Work task:
Reproduce this listing from its first line through the line with "(1) A. Bi38+", inclusive, leaving out all that follows.

:: Material supplied

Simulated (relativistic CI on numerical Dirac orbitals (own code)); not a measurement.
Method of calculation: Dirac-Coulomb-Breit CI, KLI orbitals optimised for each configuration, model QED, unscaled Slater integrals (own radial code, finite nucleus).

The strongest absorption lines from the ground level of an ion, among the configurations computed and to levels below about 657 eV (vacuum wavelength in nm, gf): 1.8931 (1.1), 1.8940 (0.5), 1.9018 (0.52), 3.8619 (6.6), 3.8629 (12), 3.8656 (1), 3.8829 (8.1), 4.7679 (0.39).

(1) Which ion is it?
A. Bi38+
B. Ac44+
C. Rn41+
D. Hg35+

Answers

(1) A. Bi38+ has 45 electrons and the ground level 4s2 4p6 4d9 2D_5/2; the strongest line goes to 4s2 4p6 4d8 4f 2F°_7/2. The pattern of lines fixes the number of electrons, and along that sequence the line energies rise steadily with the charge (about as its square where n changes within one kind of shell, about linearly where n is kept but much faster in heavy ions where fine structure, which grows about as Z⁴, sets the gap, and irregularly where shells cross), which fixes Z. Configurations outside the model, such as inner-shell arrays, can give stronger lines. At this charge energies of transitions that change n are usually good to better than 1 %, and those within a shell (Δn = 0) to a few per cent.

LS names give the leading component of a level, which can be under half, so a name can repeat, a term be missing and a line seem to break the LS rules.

::::

Exercise answer:
Simulated (relativistic CI on numerical Dirac orbitals (own code)); not a measurement.
Method of calculation: Dirac-Coulomb-Breit CI, KLI orbitals optimised for each configuration, model QED, unscaled Slater integrals (own radial code, finite nucleus).

The strongest absorption lines from the ground level of an ion, among the configurations computed and to levels below about 657 eV (vacuum wavelength in nm, gf): 1.8931 (1.1), 1.8940 (0.5), 1.9018 (0.52), 3.8619 (6.6), 3.8629 (12), 3.8656 (1), 3.8829 (8.1), 4.7679 (0.39).

(1) Which ion is it?
A. Bi38+
B. Ac44+
C. Rn41+
D. Hg35+

Answers

(1) A. Bi38+ has 45 electrons and the ground level 4s2 4p6 4d9 2D_5/2; the strongest line goes to 4s2 4p6 4d8 4f 2F°_7/2. The pattern of lines fixes the number of electrons, and along that sequence the line energies rise steadily with the charge (about as its square where n changes within one kind of shell, about linearly where n is kept but much faster in heavy ions where fine structure, which grows about as Z⁴, sets the gap, and irregularly where shells cross), which fixes Z. Configurations outside the model, such as inner-shell arrays, can give stronger lines. At this charge energies of transitions that change n are usually good to better than 1 %, and those within a shell (Δn = 0) to a few per cent.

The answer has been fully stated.